### ACTION ITEM:
Output the entries below exactly, from the first line to the line holding "Functional | PBE |", both included.

### RECORDED INFORMATION:
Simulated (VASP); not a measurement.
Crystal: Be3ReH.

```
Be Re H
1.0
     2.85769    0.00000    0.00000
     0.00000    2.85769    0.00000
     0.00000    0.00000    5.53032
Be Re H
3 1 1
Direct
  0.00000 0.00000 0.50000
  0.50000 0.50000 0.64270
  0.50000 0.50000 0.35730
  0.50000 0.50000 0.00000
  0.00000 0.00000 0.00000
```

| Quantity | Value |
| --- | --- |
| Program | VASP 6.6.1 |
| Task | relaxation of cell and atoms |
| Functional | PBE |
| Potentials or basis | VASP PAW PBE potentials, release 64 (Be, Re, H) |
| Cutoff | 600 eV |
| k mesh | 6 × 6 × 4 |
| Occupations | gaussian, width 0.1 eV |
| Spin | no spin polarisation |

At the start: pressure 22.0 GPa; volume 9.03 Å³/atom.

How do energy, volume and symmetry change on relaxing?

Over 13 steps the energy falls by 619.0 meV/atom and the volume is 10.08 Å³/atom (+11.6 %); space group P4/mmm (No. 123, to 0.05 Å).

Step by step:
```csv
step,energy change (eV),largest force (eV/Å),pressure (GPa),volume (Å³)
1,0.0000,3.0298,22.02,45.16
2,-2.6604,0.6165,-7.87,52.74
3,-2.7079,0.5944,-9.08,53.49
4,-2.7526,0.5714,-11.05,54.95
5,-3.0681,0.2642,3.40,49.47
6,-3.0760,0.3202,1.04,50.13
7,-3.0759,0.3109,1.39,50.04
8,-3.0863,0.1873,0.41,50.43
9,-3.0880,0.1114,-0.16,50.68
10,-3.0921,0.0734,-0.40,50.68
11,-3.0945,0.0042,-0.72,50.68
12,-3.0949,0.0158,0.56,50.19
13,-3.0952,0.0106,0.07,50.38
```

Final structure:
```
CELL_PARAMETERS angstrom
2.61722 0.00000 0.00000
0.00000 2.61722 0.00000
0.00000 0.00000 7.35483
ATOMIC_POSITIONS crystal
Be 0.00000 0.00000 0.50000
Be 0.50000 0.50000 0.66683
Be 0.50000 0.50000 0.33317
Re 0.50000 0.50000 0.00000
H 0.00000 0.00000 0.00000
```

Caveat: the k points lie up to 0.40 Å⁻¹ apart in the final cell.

### EXERCISE RESULT:
Simulated (VASP); not a measurement.
Crystal: Be3ReH.

```
Be Re H
1.0
     2.85769    0.00000    0.00000
     0.00000    2.85769    0.00000
     0.00000    0.00000    5.53032
Be Re H
3 1 1
Direct
  0.00000 0.00000 0.50000
  0.50000 0.50000 0.64270
  0.50000 0.50000 0.35730
  0.50000 0.50000 0.00000
  0.00000 0.00000 0.00000
```

| Quantity | Value |
| --- | --- |
| Program | VASP 6.6.1 |
| Task | relaxation of cell and atoms |
| Functional | PBE |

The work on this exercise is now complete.